TASK ITEM: Return the records in full, exactly as given.

────────

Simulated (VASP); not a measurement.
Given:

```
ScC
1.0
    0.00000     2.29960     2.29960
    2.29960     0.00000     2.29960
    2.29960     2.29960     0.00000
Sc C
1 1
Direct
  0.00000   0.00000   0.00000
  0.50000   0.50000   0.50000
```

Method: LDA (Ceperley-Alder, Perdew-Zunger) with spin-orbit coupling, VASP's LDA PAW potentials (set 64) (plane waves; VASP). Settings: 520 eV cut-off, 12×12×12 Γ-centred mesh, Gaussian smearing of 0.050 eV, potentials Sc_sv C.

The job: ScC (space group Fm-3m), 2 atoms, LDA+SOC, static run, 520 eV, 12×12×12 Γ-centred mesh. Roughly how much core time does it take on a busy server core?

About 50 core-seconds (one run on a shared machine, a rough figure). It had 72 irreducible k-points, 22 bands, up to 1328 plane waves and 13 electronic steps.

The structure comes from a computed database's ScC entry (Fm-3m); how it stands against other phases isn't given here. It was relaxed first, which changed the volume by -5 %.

────────

ANSWER AREA:
Simulated (VASP); not a measurement.
Given:

```
ScC
1.0
    0.00000     2.29960     2.29960
    2.29960     0.00000     2.29960
    2.29960     2.29960     0.00000
Sc C
1 1
Direct
  0.00000   0.00000   0.00000
  0.50000   0.50000   0.50000
```

Method: LDA (Ceperley-Alder, Perdew-Zunger) with spin-orbit coupling, VASP's LDA PAW potentials (set 64) (plane waves; VASP). Settings: 520 eV cut-off, 12×12×12 Γ-centred mesh, Gaussian smearing of 0.050 eV, potentials Sc_sv C.

The job: ScC (space group Fm-3m), 2 atoms, LDA+SOC, static run, 520 eV, 12×12×12 Γ-centred mesh. Roughly how much core time does it take on a busy server core?

About 50 core-seconds (one run on a shared machine, a rough figure). It had 72 irreducible k-points, 22 bands, up to 1328 plane waves and 13 electronic steps.

The structure comes from a computed database's ScC entry (Fm-3m); how it stands against other phases isn't given here. It was relaxed first, which changed the volume by -5 %.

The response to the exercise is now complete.